REQUIREMENT =
Reproduce the full set of records verbatim.

RECORDS SHOWN =
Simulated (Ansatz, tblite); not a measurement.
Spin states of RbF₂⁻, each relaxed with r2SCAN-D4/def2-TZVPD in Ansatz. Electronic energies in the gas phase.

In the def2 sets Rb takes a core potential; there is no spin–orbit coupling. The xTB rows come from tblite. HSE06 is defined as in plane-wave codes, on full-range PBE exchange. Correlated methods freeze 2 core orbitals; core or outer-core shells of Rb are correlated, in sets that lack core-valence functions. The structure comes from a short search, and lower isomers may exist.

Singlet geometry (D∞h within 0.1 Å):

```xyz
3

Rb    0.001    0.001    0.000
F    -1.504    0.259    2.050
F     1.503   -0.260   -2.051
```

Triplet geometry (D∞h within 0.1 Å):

TASK SOLUTION =
Simulated (Ansatz, tblite); not a measurement.
Spin states of RbF₂⁻, each relaxed with r2SCAN-D4/def2-TZVPD in Ansatz. Electronic energies in the gas phase.

In the def2 sets Rb takes a core potential; there is no spin–orbit coupling. The xTB rows come from tblite. HSE06 is defined as in plane-wave codes, on full-range PBE exchange. Correlated methods freeze 2 core orbitals; core or outer-core shells of Rb are correlated, in sets that lack core-valence functions. The structure comes from a short search, and lower isomers may exist.

Singlet geometry (D∞h within 0.1 Å):

```xyz
3

Rb    0.001    0.001    0.000
F    -1.504    0.259    2.050
F     1.503   -0.260   -2.051
```

Triplet geometry (D∞h within 0.1 Å):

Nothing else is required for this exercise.